# [Activity]
Write each line again exactly as it is, from the opening line of the records below through the one containing "Run time: 38", and add nothing.

_ _ _ _ _ _ _

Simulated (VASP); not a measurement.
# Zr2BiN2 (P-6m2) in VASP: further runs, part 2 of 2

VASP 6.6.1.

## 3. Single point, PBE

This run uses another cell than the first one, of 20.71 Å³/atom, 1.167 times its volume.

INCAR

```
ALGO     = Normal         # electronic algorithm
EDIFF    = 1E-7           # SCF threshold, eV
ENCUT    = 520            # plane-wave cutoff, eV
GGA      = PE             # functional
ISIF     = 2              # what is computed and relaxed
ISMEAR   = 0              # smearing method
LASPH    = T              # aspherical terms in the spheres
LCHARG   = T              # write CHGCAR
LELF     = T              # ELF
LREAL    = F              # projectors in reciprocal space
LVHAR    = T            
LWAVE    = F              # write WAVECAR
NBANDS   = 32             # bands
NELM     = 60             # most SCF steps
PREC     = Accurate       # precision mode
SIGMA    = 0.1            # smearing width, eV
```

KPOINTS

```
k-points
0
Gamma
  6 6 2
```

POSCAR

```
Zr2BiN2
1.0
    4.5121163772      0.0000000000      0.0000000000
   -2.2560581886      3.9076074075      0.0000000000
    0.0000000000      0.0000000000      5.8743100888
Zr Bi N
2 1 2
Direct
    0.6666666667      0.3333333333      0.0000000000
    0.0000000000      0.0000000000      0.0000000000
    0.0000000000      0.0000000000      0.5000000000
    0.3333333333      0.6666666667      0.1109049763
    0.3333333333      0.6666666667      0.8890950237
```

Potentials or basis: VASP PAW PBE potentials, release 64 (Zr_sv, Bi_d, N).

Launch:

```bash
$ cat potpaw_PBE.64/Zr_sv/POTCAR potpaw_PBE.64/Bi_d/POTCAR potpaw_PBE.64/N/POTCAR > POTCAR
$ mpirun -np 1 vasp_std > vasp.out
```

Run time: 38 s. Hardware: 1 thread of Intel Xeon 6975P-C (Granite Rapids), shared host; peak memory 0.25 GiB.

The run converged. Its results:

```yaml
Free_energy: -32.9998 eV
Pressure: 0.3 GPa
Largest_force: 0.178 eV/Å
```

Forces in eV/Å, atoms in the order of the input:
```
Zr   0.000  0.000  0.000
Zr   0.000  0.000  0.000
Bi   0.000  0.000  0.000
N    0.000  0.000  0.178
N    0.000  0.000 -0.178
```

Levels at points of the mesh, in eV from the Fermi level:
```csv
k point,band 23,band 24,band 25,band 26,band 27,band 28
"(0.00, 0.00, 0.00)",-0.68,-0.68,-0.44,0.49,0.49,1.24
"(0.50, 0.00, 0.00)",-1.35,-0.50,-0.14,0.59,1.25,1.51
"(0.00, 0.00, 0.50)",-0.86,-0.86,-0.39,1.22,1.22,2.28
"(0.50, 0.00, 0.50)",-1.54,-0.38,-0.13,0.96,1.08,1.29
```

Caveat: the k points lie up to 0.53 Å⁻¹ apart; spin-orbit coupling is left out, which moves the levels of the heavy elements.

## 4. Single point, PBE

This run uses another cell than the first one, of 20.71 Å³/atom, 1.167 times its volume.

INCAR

_ _ _ _ _ _ _

# [Task response]
Simulated (VASP); not a measurement.
# Zr2BiN2 (P-6m2) in VASP: further runs, part 2 of 2

VASP 6.6.1.

## 3. Single point, PBE

This run uses another cell than the first one, of 20.71 Å³/atom, 1.167 times its volume.

INCAR

```
ALGO     = Normal         # electronic algorithm
EDIFF    = 1E-7           # SCF threshold, eV
ENCUT    = 520            # plane-wave cutoff, eV
GGA      = PE             # functional
ISIF     = 2              # what is computed and relaxed
ISMEAR   = 0              # smearing method
LASPH    = T              # aspherical terms in the spheres
LCHARG   = T              # write CHGCAR
LELF     = T              # ELF
LREAL    = F              # projectors in reciprocal space
LVHAR    = T            
LWAVE    = F              # write WAVECAR
NBANDS   = 32             # bands
NELM     = 60             # most SCF steps
PREC     = Accurate       # precision mode
SIGMA    = 0.1            # smearing width, eV
```

KPOINTS

```
k-points
0
Gamma
  6 6 2
```

POSCAR

```
Zr2BiN2
1.0
    4.5121163772      0.0000000000      0.0000000000
   -2.2560581886      3.9076074075      0.0000000000
    0.0000000000      0.0000000000      5.8743100888
Zr Bi N
2 1 2
Direct
    0.6666666667      0.3333333333      0.0000000000
    0.0000000000      0.0000000000      0.0000000000
    0.0000000000      0.0000000000      0.5000000000
    0.3333333333      0.6666666667      0.1109049763
    0.3333333333      0.6666666667      0.8890950237
```

Potentials or basis: VASP PAW PBE potentials, release 64 (Zr_sv, Bi_d, N).

Launch:

```bash
$ cat potpaw_PBE.64/Zr_sv/POTCAR potpaw_PBE.64/Bi_d/POTCAR potpaw_PBE.64/N/POTCAR > POTCAR
$ mpirun -np 1 vasp_std > vasp.out
```

Run time: 38 s. Hardware: 1 thread of Intel Xeon 6975P-C (Granite Rapids), shared host; peak memory 0.25 GiB.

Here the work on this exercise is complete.